==*==

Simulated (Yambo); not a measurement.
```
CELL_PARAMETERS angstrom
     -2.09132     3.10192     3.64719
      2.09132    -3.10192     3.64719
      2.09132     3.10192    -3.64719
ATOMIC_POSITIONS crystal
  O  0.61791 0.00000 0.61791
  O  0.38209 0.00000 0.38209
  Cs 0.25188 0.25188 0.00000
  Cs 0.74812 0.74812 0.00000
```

==*==

Could you write out all the data exactly as it is given?

> _TASK RESPONSE_
Simulated (Yambo); not a measurement.
```
CELL_PARAMETERS angstrom
     -2.09132     3.10192     3.64719
      2.09132    -3.10192     3.64719
      2.09132     3.10192    -3.64719
ATOMIC_POSITIONS crystal
  O  0.61791 0.00000 0.61791
  O  0.38209 0.00000 0.38209
  Cs 0.25188 0.25188 0.00000
  Cs 0.74812 0.74812 0.00000
```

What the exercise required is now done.